**Supplied entries:**
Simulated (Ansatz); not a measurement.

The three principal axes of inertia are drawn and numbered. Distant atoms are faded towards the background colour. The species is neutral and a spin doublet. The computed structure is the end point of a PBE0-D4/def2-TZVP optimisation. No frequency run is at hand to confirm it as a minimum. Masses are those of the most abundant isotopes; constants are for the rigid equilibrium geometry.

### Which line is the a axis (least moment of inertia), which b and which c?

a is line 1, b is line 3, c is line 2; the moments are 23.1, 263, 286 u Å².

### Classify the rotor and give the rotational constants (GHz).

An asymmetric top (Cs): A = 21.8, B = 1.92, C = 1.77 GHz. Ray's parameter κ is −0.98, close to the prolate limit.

**Requirement:** Type the data out again, exactly.

**Task result:**
Simulated (Ansatz); not a measurement.

The three principal axes of inertia are drawn and numbered. Distant atoms are faded towards the background colour. The species is neutral and a spin doublet. The computed structure is the end point of a PBE0-D4/def2-TZVP optimisation. No frequency run is at hand to confirm it as a minimum. Masses are those of the most abundant isotopes; constants are for the rigid equilibrium geometry.

### Which line is the a axis (least moment of inertia), which b and which c?

a is line 1, b is line 3, c is line 2; the moments are 23.1, 263, 286 u Å².

### Classify the rotor and give the rotational constants (GHz).

An asymmetric top (Cs): A = 21.8, B = 1.92, C = 1.77 GHz. Ray's parameter κ is −0.98, close to the prolate limit.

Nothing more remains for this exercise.